> **REQUIRED ACTION**
Print every line of the listing below, starting with the line that holds "The job: settings" and going on through the line that holds "This one command", both included, and print nothing else.

------------------------------------------------
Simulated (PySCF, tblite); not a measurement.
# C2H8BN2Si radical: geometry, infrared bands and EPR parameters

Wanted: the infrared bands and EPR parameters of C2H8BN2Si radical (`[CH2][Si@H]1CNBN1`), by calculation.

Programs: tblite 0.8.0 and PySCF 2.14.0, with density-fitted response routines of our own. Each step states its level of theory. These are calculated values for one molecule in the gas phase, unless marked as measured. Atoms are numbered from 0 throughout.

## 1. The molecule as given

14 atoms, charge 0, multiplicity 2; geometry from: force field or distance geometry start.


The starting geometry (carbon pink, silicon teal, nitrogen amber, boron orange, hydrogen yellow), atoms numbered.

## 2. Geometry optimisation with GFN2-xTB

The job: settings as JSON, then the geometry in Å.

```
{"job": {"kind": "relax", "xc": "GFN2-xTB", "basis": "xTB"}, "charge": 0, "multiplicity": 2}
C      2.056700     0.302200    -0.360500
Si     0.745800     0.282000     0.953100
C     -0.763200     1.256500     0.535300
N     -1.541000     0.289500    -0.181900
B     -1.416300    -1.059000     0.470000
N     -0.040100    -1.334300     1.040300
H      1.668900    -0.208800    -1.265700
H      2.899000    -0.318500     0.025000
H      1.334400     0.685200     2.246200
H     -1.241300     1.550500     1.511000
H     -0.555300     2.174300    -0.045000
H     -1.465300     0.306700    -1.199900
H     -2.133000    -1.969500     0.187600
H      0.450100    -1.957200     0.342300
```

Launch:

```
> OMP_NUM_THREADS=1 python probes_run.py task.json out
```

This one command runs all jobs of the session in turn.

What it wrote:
------------------------------------------------

> **ANSWER SPACE**
The job: settings as JSON, then the geometry in Å.

```
{"job": {"kind": "relax", "xc": "GFN2-xTB", "basis": "xTB"}, "charge": 0, "multiplicity": 2}
C      2.056700     0.302200    -0.360500
Si     0.745800     0.282000     0.953100
C     -0.763200     1.256500     0.535300
N     -1.541000     0.289500    -0.181900
B     -1.416300    -1.059000     0.470000
N     -0.040100    -1.334300     1.040300
H      1.668900    -0.208800    -1.265700
H      2.899000    -0.318500     0.025000
H      1.334400     0.685200     2.246200
H     -1.241300     1.550500     1.511000
H     -0.555300     2.174300    -0.045000
H     -1.465300     0.306700    -1.199900
H     -2.133000    -1.969500     0.187600
H      0.450100    -1.957200     0.342300
```

Launch:

```
> OMP_NUM_THREADS=1 python probes_run.py task.json out
```

This one command runs all jobs of the session in turn.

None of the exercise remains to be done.